EXERCISE:
Go through the records and write each one out again exactly.

DATA:
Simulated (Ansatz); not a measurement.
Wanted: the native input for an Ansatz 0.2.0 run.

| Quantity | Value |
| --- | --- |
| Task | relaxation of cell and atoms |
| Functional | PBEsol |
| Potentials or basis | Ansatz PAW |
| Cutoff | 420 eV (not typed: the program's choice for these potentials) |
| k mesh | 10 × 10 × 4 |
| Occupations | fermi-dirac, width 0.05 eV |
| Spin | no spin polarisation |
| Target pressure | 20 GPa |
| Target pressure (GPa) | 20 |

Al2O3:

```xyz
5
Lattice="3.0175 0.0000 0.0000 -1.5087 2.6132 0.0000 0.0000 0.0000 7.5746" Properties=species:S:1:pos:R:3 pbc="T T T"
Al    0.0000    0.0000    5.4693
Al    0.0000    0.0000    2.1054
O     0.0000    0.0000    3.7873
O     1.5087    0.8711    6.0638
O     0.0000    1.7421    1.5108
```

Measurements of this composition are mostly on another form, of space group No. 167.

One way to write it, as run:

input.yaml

ANSWER BOX:
Simulated (Ansatz); not a measurement.
Wanted: the native input for an Ansatz 0.2.0 run.

| Quantity | Value |
| --- | --- |
| Task | relaxation of cell and atoms |
| Functional | PBEsol |
| Potentials or basis | Ansatz PAW |
| Cutoff | 420 eV (not typed: the program's choice for these potentials) |
| k mesh | 10 × 10 × 4 |
| Occupations | fermi-dirac, width 0.05 eV |
| Spin | no spin polarisation |
| Target pressure | 20 GPa |
| Target pressure (GPa) | 20 |

Al2O3:

```xyz
5
Lattice="3.0175 0.0000 0.0000 -1.5087 2.6132 0.0000 0.0000 0.0000 7.5746" Properties=species:S:1:pos:R:3 pbc="T T T"
Al    0.0000    0.0000    5.4693
Al    0.0000    0.0000    2.1054
O     0.0000    0.0000    3.7873
O     1.5087    0.8711    6.0638
O     0.0000    1.7421    1.5108
```

Measurements of this composition are mostly on another form, of space group No. 167.

One way to write it, as run:

input.yaml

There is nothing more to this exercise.